→ **Activity**: Give again, word for word, every line in the entries below from the line with "# Sb: single point with PBEsol" up to and including the line with "spin polarisation |", and no other line.

*** Dataset extract ***

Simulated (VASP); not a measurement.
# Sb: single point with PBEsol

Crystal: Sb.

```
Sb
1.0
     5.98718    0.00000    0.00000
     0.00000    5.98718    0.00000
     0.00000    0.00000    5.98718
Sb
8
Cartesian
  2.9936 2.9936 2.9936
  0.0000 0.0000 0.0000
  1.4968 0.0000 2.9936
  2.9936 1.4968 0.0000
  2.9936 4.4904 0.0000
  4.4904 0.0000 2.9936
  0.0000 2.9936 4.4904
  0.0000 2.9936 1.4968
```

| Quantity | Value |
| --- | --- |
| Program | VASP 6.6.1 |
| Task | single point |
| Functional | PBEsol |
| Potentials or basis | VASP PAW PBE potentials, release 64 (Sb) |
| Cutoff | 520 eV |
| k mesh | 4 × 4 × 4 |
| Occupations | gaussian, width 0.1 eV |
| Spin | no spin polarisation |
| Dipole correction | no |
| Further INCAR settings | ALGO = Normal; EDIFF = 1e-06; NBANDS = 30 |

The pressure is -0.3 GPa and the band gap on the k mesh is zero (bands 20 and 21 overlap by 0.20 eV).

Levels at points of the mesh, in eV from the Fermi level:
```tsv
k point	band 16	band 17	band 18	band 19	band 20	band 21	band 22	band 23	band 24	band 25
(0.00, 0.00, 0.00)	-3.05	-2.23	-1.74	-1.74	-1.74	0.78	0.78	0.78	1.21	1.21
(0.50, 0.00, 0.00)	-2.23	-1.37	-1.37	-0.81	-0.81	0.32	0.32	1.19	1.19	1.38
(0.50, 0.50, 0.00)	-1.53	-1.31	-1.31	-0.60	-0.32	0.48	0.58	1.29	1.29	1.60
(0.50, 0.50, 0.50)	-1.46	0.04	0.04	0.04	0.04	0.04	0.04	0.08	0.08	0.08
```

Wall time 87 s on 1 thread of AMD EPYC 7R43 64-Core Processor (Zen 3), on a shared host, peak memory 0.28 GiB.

*** End of Dataset extract ***

→ **Answer space**:
# Sb: single point with PBEsol

Crystal: Sb.

```
Sb
1.0
     5.98718    0.00000    0.00000
     0.00000    5.98718    0.00000
     0.00000    0.00000    5.98718
Sb
8
Cartesian
  2.9936 2.9936 2.9936
  0.0000 0.0000 0.0000
  1.4968 0.0000 2.9936
  2.9936 1.4968 0.0000
  2.9936 4.4904 0.0000
  4.4904 0.0000 2.9936
  0.0000 2.9936 4.4904
  0.0000 2.9936 1.4968
```

| Quantity | Value |
| --- | --- |
| Program | VASP 6.6.1 |
| Task | single point |
| Functional | PBEsol |
| Potentials or basis | VASP PAW PBE potentials, release 64 (Sb) |
| Cutoff | 520 eV |
| k mesh | 4 × 4 × 4 |
| Occupations | gaussian, width 0.1 eV |
| Spin | no spin polarisation |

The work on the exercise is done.